(Assigned task) Everything in the listing beneath must be transcribed exactly.

== Input data

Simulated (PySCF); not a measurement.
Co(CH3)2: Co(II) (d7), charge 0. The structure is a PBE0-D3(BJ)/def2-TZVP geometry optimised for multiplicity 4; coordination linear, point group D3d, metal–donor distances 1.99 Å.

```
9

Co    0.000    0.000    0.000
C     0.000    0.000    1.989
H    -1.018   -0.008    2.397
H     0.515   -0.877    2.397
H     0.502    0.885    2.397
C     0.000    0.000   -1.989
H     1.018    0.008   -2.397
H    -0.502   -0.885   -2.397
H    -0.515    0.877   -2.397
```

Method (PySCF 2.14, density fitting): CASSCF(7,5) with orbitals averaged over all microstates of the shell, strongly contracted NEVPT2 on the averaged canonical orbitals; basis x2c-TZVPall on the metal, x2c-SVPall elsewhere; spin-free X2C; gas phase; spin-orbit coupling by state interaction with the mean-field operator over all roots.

====

(Response area)
Simulated (PySCF); not a measurement.
Co(CH3)2: Co(II) (d7), charge 0. The structure is a PBE0-D3(BJ)/def2-TZVP geometry optimised for multiplicity 4; coordination linear, point group D3d, metal–donor distances 1.99 Å.

```
9

Co    0.000    0.000    0.000
C     0.000    0.000    1.989
H    -1.018   -0.008    2.397
H     0.515   -0.877    2.397
H     0.502    0.885    2.397
C     0.000    0.000   -1.989
H     1.018    0.008   -2.397
H    -0.502   -0.885   -2.397
H    -0.515    0.877   -2.397
```

Method (PySCF 2.14, density fitting): CASSCF(7,5) with orbitals averaged over all microstates of the shell, strongly contracted NEVPT2 on the averaged canonical orbitals; basis x2c-TZVPall on the metal, x2c-SVPall elsewhere; spin-free X2C; gas phase; spin-orbit coupling by state interaction with the mean-field operator over all roots.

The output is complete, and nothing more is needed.